______

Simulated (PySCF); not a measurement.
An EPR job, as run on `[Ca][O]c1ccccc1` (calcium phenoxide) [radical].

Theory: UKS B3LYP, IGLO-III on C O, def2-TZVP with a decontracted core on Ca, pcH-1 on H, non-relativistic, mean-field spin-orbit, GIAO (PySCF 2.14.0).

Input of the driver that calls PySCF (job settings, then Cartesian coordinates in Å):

______

-- Brief --
Of the entries above, repeat exactly the lines between the line with "An EPR job, as" and the line with "Theory: UKS B3LYP, IGLO-III", inclusive, and no others.

-- Expected answer --
An EPR job, as run on `[Ca][O]c1ccccc1` (calcium phenoxide) [radical].

Theory: UKS B3LYP, IGLO-III on C O, def2-TZVP with a decontracted core on Ca, pcH-1 on H, non-relativistic, mean-field spin-orbit, GIAO (PySCF 2.14.0).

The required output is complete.